Every line of the listing is to be printed again exactly.

_ _ _ _ _

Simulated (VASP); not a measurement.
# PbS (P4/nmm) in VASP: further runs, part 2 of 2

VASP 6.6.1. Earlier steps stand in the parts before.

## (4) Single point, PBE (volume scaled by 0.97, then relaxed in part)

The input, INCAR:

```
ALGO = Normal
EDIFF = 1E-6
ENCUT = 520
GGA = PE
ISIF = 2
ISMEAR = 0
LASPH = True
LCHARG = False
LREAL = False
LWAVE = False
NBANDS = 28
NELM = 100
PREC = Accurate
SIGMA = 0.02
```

_ _ _ _ _

● **Answer space**
Simulated (VASP); not a measurement.
# PbS (P4/nmm) in VASP: further runs, part 2 of 2

VASP 6.6.1. Earlier steps stand in the parts before.

## (4) Single point, PBE (volume scaled by 0.97, then relaxed in part)

The input, INCAR:

```
ALGO = Normal
EDIFF = 1E-6
ENCUT = 520
GGA = PE
ISIF = 2
ISMEAR = 0
LASPH = True
LCHARG = False
LREAL = False
LWAVE = False
NBANDS = 28
NELM = 100
PREC = Accurate
SIGMA = 0.02
```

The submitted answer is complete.